# [Extracted records]
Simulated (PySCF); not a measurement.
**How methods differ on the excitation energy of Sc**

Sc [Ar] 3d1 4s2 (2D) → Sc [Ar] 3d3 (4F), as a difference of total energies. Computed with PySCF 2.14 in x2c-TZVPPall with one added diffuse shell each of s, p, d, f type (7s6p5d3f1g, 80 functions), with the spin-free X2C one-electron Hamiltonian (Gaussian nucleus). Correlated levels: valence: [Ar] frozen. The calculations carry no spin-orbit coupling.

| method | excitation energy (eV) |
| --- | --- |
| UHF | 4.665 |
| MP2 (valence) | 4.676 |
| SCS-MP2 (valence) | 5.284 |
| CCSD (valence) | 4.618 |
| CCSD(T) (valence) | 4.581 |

# [Required action]
Reproduce each entry above. Every word must match.

# [Answer section]
Simulated (PySCF); not a measurement.
**How methods differ on the excitation energy of Sc**

Sc [Ar] 3d1 4s2 (2D) → Sc [Ar] 3d3 (4F), as a difference of total energies. Computed with PySCF 2.14 in x2c-TZVPPall with one added diffuse shell each of s, p, d, f type (7s6p5d3f1g, 80 functions), with the spin-free X2C one-electron Hamiltonian (Gaussian nucleus). Correlated levels: valence: [Ar] frozen. The calculations carry no spin-orbit coupling.

| method | excitation energy (eV) |
| --- | --- |
| UHF | 4.665 |
| MP2 (valence) | 4.676 |
| SCS-MP2 (valence) | 5.284 |
| CCSD (valence) | 4.618 |
| CCSD(T) (valence) | 4.581 |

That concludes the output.